=== Begin Enclosure ===

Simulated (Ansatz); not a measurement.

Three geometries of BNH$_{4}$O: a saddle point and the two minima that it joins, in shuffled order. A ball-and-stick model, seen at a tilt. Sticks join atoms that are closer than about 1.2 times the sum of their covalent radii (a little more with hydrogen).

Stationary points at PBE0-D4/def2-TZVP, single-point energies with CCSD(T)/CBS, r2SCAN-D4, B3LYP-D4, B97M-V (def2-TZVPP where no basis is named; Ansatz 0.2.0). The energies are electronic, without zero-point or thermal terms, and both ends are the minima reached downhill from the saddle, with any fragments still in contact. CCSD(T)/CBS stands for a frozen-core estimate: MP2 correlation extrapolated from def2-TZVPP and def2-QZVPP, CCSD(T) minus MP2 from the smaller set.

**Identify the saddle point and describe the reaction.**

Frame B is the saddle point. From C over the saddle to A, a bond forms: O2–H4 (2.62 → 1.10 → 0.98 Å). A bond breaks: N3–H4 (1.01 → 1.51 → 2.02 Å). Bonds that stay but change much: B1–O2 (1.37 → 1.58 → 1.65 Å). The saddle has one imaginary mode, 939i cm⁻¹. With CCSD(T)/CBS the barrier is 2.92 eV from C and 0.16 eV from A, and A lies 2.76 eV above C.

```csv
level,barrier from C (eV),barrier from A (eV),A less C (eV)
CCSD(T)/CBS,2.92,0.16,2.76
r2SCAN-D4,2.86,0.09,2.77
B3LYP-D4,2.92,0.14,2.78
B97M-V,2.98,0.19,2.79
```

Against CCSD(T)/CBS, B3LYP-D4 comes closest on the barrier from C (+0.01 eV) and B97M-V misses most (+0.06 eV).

=== End Enclosure ===

Please copy, word for word, every line from the first line of the records through the line containing "describe the reaction.**", with both of those lines included and nothing else.

--- Reply ---
Simulated (Ansatz); not a measurement.

Three geometries of BNH$_{4}$O: a saddle point and the two minima that it joins, in shuffled order. A ball-and-stick model, seen at a tilt. Sticks join atoms that are closer than about 1.2 times the sum of their covalent radii (a little more with hydrogen).

Stationary points at PBE0-D4/def2-TZVP, single-point energies with CCSD(T)/CBS, r2SCAN-D4, B3LYP-D4, B97M-V (def2-TZVPP where no basis is named; Ansatz 0.2.0). The energies are electronic, without zero-point or thermal terms, and both ends are the minima reached downhill from the saddle, with any fragments still in contact. CCSD(T)/CBS stands for a frozen-core estimate: MP2 correlation extrapolated from def2-TZVPP and def2-QZVPP, CCSD(T) minus MP2 from the smaller set.

**Identify the saddle point and describe the reaction.**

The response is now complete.